(Input data begins)

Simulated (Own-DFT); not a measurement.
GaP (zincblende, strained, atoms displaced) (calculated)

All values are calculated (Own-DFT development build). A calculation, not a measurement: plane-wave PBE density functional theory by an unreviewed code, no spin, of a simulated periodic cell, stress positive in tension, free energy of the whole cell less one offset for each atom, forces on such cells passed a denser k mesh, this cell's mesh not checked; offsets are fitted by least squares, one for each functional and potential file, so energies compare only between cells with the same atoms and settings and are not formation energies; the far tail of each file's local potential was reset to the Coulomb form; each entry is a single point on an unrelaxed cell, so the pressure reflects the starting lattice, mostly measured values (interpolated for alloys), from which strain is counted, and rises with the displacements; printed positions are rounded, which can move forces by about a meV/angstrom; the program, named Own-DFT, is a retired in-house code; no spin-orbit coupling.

(Input data ends)

Assignment = Copy each line of the entries exactly.

Your solution =
Simulated (Own-DFT); not a measurement.
GaP (zincblende, strained, atoms displaced) (calculated)

All values are calculated (Own-DFT development build). A calculation, not a measurement: plane-wave PBE density functional theory by an unreviewed code, no spin, of a simulated periodic cell, stress positive in tension, free energy of the whole cell less one offset for each atom, forces on such cells passed a denser k mesh, this cell's mesh not checked; offsets are fitted by least squares, one for each functional and potential file, so energies compare only between cells with the same atoms and settings and are not formation energies; the far tail of each file's local potential was reset to the Coulomb form; each entry is a single point on an unrelaxed cell, so the pressure reflects the starting lattice, mostly measured values (interpolated for alloys), from which strain is counted, and rises with the displacements; printed positions are rounded, which can move forces by about a meV/angstrom; the program, named Own-DFT, is a retired in-house code; no spin-orbit coupling.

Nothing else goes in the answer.